──────── SUPPLIED MATERIAL ────────

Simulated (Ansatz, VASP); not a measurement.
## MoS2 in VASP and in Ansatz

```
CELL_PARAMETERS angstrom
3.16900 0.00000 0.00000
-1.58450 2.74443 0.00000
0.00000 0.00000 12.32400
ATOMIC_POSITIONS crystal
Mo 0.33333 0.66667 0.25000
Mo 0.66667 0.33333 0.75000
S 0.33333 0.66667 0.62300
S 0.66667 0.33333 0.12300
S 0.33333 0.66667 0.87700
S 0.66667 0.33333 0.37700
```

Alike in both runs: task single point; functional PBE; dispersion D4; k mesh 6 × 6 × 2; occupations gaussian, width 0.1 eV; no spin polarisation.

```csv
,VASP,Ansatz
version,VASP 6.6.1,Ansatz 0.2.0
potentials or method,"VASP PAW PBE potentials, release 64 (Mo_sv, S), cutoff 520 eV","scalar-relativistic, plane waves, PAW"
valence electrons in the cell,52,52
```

────────

--- WORK INSTRUCTION ---
This exercise calls for repeating every line of the data exactly.

--- SOLUTION ---
Simulated (Ansatz, VASP); not a measurement.
## MoS2 in VASP and in Ansatz

```
CELL_PARAMETERS angstrom
3.16900 0.00000 0.00000
-1.58450 2.74443 0.00000
0.00000 0.00000 12.32400
ATOMIC_POSITIONS crystal
Mo 0.33333 0.66667 0.25000
Mo 0.66667 0.33333 0.75000
S 0.33333 0.66667 0.62300
S 0.66667 0.33333 0.12300
S 0.33333 0.66667 0.87700
S 0.66667 0.33333 0.37700
```

Alike in both runs: task single point; functional PBE; dispersion D4; k mesh 6 × 6 × 2; occupations gaussian, width 0.1 eV; no spin polarisation.

```csv
,VASP,Ansatz
version,VASP 6.6.1,Ansatz 0.2.0
potentials or method,"VASP PAW PBE potentials, release 64 (Mo_sv, S), cutoff 520 eV","scalar-relativistic, plane waves, PAW"
valence electrons in the cell,52,52
```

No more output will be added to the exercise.